DATASET ENTRIES
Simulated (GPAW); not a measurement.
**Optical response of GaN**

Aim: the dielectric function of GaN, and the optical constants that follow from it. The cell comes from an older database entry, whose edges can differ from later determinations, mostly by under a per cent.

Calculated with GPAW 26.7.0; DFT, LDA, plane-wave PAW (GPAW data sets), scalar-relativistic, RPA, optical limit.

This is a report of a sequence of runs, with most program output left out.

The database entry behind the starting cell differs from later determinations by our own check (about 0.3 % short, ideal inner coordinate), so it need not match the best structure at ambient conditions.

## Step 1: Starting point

TASK ITEM
Once more, write out the records exactly as they are.

WRITTEN SOLUTION
Simulated (GPAW); not a measurement.
**Optical response of GaN**

Aim: the dielectric function of GaN, and the optical constants that follow from it. The cell comes from an older database entry, whose edges can differ from later determinations, mostly by under a per cent.

Calculated with GPAW 26.7.0; DFT, LDA, plane-wave PAW (GPAW data sets), scalar-relativistic, RPA, optical limit.

This is a report of a sequence of runs, with most program output left out.

The database entry behind the starting cell differs from later determinations by our own check (about 0.3 % short, ideal inner coordinate), so it need not match the best structure at ambient conditions.

## Step 1: Starting point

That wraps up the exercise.